Work request = Nothing but the data below, returned exactly, should appear in the answer.

Entries supplied =
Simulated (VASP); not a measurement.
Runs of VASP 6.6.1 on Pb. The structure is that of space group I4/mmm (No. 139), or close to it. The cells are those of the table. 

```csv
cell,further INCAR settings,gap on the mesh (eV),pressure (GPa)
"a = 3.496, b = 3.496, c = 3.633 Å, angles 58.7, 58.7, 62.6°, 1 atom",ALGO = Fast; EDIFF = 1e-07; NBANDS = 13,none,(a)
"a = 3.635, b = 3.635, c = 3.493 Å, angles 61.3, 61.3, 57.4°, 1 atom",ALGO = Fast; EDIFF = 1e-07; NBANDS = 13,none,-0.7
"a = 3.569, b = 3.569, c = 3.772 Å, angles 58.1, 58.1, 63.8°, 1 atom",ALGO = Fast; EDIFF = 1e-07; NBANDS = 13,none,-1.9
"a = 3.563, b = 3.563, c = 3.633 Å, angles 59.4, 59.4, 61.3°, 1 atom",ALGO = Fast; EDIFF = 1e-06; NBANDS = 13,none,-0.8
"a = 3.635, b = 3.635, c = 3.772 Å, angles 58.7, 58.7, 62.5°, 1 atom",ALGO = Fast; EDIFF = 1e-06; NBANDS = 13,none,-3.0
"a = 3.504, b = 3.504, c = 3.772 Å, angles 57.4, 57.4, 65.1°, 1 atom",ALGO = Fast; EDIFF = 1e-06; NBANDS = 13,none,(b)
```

Response area =
Simulated (VASP); not a measurement.
Runs of VASP 6.6.1 on Pb. The structure is that of space group I4/mmm (No. 139), or close to it. The cells are those of the table. 

```csv
cell,further INCAR settings,gap on the mesh (eV),pressure (GPa)
"a = 3.496, b = 3.496, c = 3.633 Å, angles 58.7, 58.7, 62.6°, 1 atom",ALGO = Fast; EDIFF = 1e-07; NBANDS = 13,none,(a)
"a = 3.635, b = 3.635, c = 3.493 Å, angles 61.3, 61.3, 57.4°, 1 atom",ALGO = Fast; EDIFF = 1e-07; NBANDS = 13,none,-0.7
"a = 3.569, b = 3.569, c = 3.772 Å, angles 58.1, 58.1, 63.8°, 1 atom",ALGO = Fast; EDIFF = 1e-07; NBANDS = 13,none,-1.9
"a = 3.563, b = 3.563, c = 3.633 Å, angles 59.4, 59.4, 61.3°, 1 atom",ALGO = Fast; EDIFF = 1e-06; NBANDS = 13,none,-0.8
"a = 3.635, b = 3.635, c = 3.772 Å, angles 58.7, 58.7, 62.5°, 1 atom",ALGO = Fast; EDIFF = 1e-06; NBANDS = 13,none,-3.0
"a = 3.504, b = 3.504, c = 3.772 Å, angles 57.4, 57.4, 65.1°, 1 atom",ALGO = Fast; EDIFF = 1e-06; NBANDS = 13,none,(b)
```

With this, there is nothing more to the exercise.